Work request
The required output consists solely of the lines from the top of the listing through the line containing "-0.7849 | 2.3932 |", transcribed exactly.

:: Record excerpts

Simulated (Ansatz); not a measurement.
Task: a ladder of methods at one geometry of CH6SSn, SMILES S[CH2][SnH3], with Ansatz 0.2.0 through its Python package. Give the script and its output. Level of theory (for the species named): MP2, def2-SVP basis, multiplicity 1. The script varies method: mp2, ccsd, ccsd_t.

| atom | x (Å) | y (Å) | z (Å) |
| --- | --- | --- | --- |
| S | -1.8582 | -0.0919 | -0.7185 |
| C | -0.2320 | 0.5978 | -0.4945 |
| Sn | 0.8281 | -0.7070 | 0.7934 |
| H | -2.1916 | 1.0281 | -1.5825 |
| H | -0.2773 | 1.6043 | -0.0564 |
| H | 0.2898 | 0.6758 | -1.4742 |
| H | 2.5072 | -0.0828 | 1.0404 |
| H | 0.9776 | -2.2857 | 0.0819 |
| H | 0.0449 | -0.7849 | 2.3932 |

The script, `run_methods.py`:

::::

Written reply
Simulated (Ansatz); not a measurement.
Task: a ladder of methods at one geometry of CH6SSn, SMILES S[CH2][SnH3], with Ansatz 0.2.0 through its Python package. Give the script and its output. Level of theory (for the species named): MP2, def2-SVP basis, multiplicity 1. The script varies method: mp2, ccsd, ccsd_t.

| atom | x (Å) | y (Å) | z (Å) |
| --- | --- | --- | --- |
| S | -1.8582 | -0.0919 | -0.7185 |
| C | -0.2320 | 0.5978 | -0.4945 |
| Sn | 0.8281 | -0.7070 | 0.7934 |
| H | -2.1916 | 1.0281 | -1.5825 |
| H | -0.2773 | 1.6043 | -0.0564 |
| H | 0.2898 | 0.6758 | -1.4742 |
| H | 2.5072 | -0.0828 | 1.0404 |
| H | 0.9776 | -2.2857 | 0.0819 |
| H | 0.0449 | -0.7849 | 2.3932 |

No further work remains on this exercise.